*EXERCISE:* Retype only the lines at the head of the records, first through the one with "1. 169 nm (f", exactly as written.

*EXTRACTED RECORDS:*
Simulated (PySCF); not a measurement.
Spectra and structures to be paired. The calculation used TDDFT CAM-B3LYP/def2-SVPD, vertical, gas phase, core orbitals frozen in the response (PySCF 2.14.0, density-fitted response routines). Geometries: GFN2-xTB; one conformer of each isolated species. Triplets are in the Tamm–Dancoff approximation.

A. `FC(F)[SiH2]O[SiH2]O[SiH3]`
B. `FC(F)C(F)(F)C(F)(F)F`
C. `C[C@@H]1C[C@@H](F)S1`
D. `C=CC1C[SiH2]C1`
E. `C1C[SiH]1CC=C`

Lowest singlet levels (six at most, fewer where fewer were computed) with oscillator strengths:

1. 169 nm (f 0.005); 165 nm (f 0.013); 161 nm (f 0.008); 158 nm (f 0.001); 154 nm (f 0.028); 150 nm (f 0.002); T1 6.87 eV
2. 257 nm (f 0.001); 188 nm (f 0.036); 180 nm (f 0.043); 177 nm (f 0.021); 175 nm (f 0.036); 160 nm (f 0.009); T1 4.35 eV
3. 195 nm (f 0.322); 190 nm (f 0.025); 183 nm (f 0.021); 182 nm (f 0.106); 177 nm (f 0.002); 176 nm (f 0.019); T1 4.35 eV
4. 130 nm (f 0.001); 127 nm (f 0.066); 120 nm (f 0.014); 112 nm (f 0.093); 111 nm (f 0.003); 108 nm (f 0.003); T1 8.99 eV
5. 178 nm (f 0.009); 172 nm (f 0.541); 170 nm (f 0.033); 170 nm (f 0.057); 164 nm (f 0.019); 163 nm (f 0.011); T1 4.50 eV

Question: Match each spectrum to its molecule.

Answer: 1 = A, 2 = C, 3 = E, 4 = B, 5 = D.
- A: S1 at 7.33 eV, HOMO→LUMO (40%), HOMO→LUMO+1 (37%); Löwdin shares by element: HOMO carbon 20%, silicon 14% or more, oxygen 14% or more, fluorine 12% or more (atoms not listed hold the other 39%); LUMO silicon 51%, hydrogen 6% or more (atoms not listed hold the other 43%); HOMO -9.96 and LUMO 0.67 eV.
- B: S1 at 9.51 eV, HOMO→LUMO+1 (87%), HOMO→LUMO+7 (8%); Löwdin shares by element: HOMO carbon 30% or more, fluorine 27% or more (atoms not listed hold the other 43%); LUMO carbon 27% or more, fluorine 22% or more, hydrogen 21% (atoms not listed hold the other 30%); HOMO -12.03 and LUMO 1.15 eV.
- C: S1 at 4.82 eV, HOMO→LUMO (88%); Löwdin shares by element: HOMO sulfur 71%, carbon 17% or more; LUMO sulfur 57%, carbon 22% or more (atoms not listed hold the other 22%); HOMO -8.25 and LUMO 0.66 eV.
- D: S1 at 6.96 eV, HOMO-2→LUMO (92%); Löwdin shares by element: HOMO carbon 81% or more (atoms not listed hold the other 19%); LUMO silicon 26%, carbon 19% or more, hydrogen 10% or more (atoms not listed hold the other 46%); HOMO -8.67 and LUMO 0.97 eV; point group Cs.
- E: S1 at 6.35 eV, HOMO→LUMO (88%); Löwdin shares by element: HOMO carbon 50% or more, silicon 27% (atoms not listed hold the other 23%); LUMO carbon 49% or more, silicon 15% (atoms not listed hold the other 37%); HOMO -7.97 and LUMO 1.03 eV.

*TASK RESULT:*
Simulated (PySCF); not a measurement.
Spectra and structures to be paired. The calculation used TDDFT CAM-B3LYP/def2-SVPD, vertical, gas phase, core orbitals frozen in the response (PySCF 2.14.0, density-fitted response routines). Geometries: GFN2-xTB; one conformer of each isolated species. Triplets are in the Tamm–Dancoff approximation.

A. `FC(F)[SiH2]O[SiH2]O[SiH3]`
B. `FC(F)C(F)(F)C(F)(F)F`
C. `C[C@@H]1C[C@@H](F)S1`
D. `C=CC1C[SiH2]C1`
E. `C1C[SiH]1CC=C`

Lowest singlet levels (six at most, fewer where fewer were computed) with oscillator strengths:

1. 169 nm (f 0.005); 165 nm (f 0.013); 161 nm (f 0.008); 158 nm (f 0.001); 154 nm (f 0.028); 150 nm (f 0.002); T1 6.87 eV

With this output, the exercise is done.